** EXERCISE **
After locating the line that contains "cell and atoms" in the data below, set down exactly that line and each one after it through the line that contains "Task: How long", and nothing more.

* * * * *

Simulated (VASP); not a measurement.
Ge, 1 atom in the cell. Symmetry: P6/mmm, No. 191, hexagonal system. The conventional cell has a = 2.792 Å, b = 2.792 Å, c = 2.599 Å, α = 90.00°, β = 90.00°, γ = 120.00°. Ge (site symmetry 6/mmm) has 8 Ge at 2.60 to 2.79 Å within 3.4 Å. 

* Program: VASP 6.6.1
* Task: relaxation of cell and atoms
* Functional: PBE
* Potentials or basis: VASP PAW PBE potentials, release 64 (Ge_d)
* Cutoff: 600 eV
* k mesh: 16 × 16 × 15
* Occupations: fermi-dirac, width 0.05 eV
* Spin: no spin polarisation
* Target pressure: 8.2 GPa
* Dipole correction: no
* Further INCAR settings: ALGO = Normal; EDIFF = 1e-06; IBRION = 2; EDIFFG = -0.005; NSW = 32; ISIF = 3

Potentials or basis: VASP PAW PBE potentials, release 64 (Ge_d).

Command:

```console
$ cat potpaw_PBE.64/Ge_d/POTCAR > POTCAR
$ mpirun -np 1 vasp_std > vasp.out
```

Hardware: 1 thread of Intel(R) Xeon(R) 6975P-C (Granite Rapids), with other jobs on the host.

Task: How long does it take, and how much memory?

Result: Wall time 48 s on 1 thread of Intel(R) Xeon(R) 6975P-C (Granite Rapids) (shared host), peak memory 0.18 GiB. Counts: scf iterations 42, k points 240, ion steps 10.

* * * * *

** EXPECTED ANSWER **
* Task: relaxation of cell and atoms
* Functional: PBE
* Potentials or basis: VASP PAW PBE potentials, release 64 (Ge_d)
* Cutoff: 600 eV
* k mesh: 16 × 16 × 15
* Occupations: fermi-dirac, width 0.05 eV
* Spin: no spin polarisation
* Target pressure: 8.2 GPa
* Dipole correction: no
* Further INCAR settings: ALGO = Normal; EDIFF = 1e-06; IBRION = 2; EDIFFG = -0.005; NSW = 32; ISIF = 3

Potentials or basis: VASP PAW PBE potentials, release 64 (Ge_d).

Command:

```console
$ cat potpaw_PBE.64/Ge_d/POTCAR > POTCAR
$ mpirun -np 1 vasp_std > vasp.out
```

Hardware: 1 thread of Intel(R) Xeon(R) 6975P-C (Granite Rapids), with other jobs on the host.

Task: How long does it take, and how much memory?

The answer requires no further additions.